WORK TASK → Output the opening lines of the records exactly. End with the line that contains "# Si well of".

DATASET EXCERPTS →
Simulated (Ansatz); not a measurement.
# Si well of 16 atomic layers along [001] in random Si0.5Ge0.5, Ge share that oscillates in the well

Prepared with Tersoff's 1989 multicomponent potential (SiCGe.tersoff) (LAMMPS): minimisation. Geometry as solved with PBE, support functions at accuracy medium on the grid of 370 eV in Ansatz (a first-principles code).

TASK ANSWER →
Simulated (Ansatz); not a measurement.
# Si well of 16 atomic layers along [001] in random Si0.5Ge0.5, Ge share that oscillates in the well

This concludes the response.